* [WORK ORDER]:
Each entry below needs to be retyped exactly as given.

___ LISTED ENTRIES ___

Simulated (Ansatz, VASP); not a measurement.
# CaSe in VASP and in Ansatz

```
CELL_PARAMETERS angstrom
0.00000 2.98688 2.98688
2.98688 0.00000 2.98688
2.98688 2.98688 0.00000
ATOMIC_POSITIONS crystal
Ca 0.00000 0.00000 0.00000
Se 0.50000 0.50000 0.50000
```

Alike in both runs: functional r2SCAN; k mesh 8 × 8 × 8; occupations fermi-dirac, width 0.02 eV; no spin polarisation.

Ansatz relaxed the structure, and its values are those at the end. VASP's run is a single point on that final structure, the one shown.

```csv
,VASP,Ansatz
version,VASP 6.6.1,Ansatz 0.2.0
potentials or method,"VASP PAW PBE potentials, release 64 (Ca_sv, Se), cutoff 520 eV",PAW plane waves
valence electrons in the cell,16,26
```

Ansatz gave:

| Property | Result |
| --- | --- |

___

* [WORKED SOLUTION]:
Simulated (Ansatz, VASP); not a measurement.
# CaSe in VASP and in Ansatz

```
CELL_PARAMETERS angstrom
0.00000 2.98688 2.98688
2.98688 0.00000 2.98688
2.98688 2.98688 0.00000
ATOMIC_POSITIONS crystal
Ca 0.00000 0.00000 0.00000
Se 0.50000 0.50000 0.50000
```

Alike in both runs: functional r2SCAN; k mesh 8 × 8 × 8; occupations fermi-dirac, width 0.02 eV; no spin polarisation.

Ansatz relaxed the structure, and its values are those at the end. VASP's run is a single point on that final structure, the one shown.

```csv
,VASP,Ansatz
version,VASP 6.6.1,Ansatz 0.2.0
potentials or method,"VASP PAW PBE potentials, release 64 (Ca_sv, Se), cutoff 520 eV",PAW plane waves
valence electrons in the cell,16,26
```

Ansatz gave:

| Property | Result |
| --- | --- |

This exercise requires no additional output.